§ **DATASET EXCERPTS**:
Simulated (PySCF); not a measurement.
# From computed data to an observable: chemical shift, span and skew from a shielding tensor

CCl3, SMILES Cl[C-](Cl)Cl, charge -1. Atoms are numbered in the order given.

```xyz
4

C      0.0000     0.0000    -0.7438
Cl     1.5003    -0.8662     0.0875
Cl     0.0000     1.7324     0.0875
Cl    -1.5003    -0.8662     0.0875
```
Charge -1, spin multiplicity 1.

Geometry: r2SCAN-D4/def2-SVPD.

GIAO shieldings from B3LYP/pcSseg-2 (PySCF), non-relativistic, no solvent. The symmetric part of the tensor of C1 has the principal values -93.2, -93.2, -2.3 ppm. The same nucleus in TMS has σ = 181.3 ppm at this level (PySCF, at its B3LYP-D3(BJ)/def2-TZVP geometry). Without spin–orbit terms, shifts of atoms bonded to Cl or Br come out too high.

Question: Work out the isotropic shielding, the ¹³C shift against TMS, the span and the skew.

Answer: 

§ **WORK INSTRUCTION**:
Write the records out once more. Each line must match.

§ **EXPECTED ANSWER**:
Simulated (PySCF); not a measurement.
# From computed data to an observable: chemical shift, span and skew from a shielding tensor

CCl3, SMILES Cl[C-](Cl)Cl, charge -1. Atoms are numbered in the order given.

```xyz
4

C      0.0000     0.0000    -0.7438
Cl     1.5003    -0.8662     0.0875
Cl     0.0000     1.7324     0.0875
Cl    -1.5003    -0.8662     0.0875
```
Charge -1, spin multiplicity 1.

Geometry: r2SCAN-D4/def2-SVPD.

GIAO shieldings from B3LYP/pcSseg-2 (PySCF), non-relativistic, no solvent. The symmetric part of the tensor of C1 has the principal values -93.2, -93.2, -2.3 ppm. The same nucleus in TMS has σ = 181.3 ppm at this level (PySCF, at its B3LYP-D3(BJ)/def2-TZVP geometry). Without spin–orbit terms, shifts of atoms bonded to Cl or Br come out too high.

Question: Work out the isotropic shielding, the ¹³C shift against TMS, the span and the skew.

Answer: 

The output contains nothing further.